*ENTRIES PROVIDED*.
━━━━━━━━
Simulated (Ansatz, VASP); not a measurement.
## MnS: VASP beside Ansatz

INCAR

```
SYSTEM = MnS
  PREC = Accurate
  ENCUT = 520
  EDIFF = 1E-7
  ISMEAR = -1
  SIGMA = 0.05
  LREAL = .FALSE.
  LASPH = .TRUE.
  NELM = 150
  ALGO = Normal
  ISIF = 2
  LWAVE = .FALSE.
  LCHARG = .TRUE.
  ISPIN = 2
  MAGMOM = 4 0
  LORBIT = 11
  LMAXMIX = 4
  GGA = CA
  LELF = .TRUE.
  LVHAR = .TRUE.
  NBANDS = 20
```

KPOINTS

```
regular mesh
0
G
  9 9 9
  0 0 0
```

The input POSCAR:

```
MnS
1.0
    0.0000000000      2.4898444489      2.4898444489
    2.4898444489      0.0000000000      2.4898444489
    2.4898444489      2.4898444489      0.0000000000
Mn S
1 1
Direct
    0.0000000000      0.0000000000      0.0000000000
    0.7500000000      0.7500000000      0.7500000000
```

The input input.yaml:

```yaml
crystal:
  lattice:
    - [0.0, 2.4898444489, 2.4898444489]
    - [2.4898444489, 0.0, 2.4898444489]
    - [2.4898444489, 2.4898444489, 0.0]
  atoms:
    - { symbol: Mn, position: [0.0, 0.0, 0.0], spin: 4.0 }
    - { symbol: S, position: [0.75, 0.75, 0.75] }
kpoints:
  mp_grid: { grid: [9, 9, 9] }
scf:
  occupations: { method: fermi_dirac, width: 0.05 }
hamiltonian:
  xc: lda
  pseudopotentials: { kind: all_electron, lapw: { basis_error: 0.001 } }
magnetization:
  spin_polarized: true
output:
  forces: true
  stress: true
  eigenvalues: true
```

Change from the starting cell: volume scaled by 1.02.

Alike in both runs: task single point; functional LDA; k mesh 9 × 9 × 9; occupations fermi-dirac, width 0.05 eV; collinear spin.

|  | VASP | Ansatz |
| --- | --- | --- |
━━━━━━━━

*ACTION ITEM*.
Using the data above, transcribe the lines that run from the line with "Change from the" to the line with "VASP | Ansatz |", both ends kept, and output nothing else.

*RESPONSE BOX*.
Change from the starting cell: volume scaled by 1.02.

Alike in both runs: task single point; functional LDA; k mesh 9 × 9 × 9; occupations fermi-dirac, width 0.05 eV; collinear spin.

|  | VASP | Ansatz |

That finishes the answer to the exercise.